------------------------------

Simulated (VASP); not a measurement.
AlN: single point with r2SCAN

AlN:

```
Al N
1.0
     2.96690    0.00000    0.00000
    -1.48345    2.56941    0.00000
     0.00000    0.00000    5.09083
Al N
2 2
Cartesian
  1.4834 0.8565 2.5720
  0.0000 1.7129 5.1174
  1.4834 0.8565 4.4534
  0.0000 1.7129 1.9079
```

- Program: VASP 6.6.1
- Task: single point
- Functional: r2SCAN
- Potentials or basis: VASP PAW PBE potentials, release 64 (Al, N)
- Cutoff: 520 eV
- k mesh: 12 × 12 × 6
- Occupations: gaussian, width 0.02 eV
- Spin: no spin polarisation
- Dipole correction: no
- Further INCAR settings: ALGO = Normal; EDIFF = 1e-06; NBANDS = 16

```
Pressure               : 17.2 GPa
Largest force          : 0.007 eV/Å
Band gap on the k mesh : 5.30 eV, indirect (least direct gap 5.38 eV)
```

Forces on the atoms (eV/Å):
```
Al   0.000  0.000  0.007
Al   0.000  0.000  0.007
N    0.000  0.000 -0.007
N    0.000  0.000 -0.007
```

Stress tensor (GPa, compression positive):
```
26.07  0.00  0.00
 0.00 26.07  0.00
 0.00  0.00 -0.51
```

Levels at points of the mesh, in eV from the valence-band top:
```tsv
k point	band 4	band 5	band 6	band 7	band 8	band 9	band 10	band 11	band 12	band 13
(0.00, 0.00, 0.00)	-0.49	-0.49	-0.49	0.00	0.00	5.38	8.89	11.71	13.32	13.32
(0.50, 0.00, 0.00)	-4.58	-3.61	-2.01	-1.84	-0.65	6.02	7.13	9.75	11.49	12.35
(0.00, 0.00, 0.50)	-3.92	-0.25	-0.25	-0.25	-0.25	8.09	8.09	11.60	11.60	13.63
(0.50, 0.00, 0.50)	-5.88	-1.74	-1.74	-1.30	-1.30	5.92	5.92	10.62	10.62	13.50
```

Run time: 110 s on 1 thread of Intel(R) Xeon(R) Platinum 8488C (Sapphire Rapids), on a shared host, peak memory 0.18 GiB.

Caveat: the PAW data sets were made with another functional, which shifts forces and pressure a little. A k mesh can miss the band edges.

------------------------------

[Work order] Looking at the entries above, can you reproduce exactly the lines from the one that holds "- Spin: no spin polarisation" through the one that holds "Run time: 110", and only those?

[Written response]
- Spin: no spin polarisation
- Dipole correction: no
- Further INCAR settings: ALGO = Normal; EDIFF = 1e-06; NBANDS = 16

```
Pressure               : 17.2 GPa
Largest force          : 0.007 eV/Å
Band gap on the k mesh : 5.30 eV, indirect (least direct gap 5.38 eV)
```

Forces on the atoms (eV/Å):
```
Al   0.000  0.000  0.007
Al   0.000  0.000  0.007
N    0.000  0.000 -0.007
N    0.000  0.000 -0.007
```

Stress tensor (GPa, compression positive):
```
26.07  0.00  0.00
 0.00 26.07  0.00
 0.00  0.00 -0.51
```

Levels at points of the mesh, in eV from the valence-band top:
```tsv
k point	band 4	band 5	band 6	band 7	band 8	band 9	band 10	band 11	band 12	band 13
(0.00, 0.00, 0.00)	-0.49	-0.49	-0.49	0.00	0.00	5.38	8.89	11.71	13.32	13.32
(0.50, 0.00, 0.00)	-4.58	-3.61	-2.01	-1.84	-0.65	6.02	7.13	9.75	11.49	12.35
(0.00, 0.00, 0.50)	-3.92	-0.25	-0.25	-0.25	-0.25	8.09	8.09	11.60	11.60	13.63
(0.50, 0.00, 0.50)	-5.88	-1.74	-1.74	-1.30	-1.30	5.92	5.92	10.62	10.62	13.50
```

Run time: 110 s on 1 thread of Intel(R) Xeon(R) Platinum 8488C (Sapphire Rapids), on a shared host, peak memory 0.18 GiB.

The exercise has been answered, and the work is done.